*Activity*: Beginning with the first line of the data below, extract each line up to and including the one containing "Stress and pressure". Copy them exactly and add nothing.

*Record extracts*:
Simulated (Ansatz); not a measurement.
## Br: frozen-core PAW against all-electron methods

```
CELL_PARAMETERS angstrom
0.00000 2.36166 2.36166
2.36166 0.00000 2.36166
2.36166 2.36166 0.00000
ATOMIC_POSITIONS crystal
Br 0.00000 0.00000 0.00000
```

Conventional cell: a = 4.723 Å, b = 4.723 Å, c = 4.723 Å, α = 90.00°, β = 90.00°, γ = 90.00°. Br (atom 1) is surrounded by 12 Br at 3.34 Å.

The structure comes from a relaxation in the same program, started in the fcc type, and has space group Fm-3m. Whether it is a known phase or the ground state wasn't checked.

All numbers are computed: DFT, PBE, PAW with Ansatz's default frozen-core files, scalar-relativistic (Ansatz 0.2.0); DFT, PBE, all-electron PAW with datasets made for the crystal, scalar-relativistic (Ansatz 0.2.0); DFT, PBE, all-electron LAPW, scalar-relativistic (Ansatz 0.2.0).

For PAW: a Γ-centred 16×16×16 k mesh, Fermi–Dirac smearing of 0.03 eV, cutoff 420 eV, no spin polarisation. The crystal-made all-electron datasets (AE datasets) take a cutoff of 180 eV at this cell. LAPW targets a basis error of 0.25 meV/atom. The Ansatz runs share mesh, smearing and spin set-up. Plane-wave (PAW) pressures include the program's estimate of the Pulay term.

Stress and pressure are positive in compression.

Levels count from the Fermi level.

*Exercise answer*:
Simulated (Ansatz); not a measurement.
## Br: frozen-core PAW against all-electron methods

```
CELL_PARAMETERS angstrom
0.00000 2.36166 2.36166
2.36166 0.00000 2.36166
2.36166 2.36166 0.00000
ATOMIC_POSITIONS crystal
Br 0.00000 0.00000 0.00000
```

Conventional cell: a = 4.723 Å, b = 4.723 Å, c = 4.723 Å, α = 90.00°, β = 90.00°, γ = 90.00°. Br (atom 1) is surrounded by 12 Br at 3.34 Å.

The structure comes from a relaxation in the same program, started in the fcc type, and has space group Fm-3m. Whether it is a known phase or the ground state wasn't checked.

All numbers are computed: DFT, PBE, PAW with Ansatz's default frozen-core files, scalar-relativistic (Ansatz 0.2.0); DFT, PBE, all-electron PAW with datasets made for the crystal, scalar-relativistic (Ansatz 0.2.0); DFT, PBE, all-electron LAPW, scalar-relativistic (Ansatz 0.2.0).

For PAW: a Γ-centred 16×16×16 k mesh, Fermi–Dirac smearing of 0.03 eV, cutoff 420 eV, no spin polarisation. The crystal-made all-electron datasets (AE datasets) take a cutoff of 180 eV at this cell. LAPW targets a basis error of 0.25 meV/atom. The Ansatz runs share mesh, smearing and spin set-up. Plane-wave (PAW) pressures include the program's estimate of the Pulay term.

Stress and pressure are positive in compression.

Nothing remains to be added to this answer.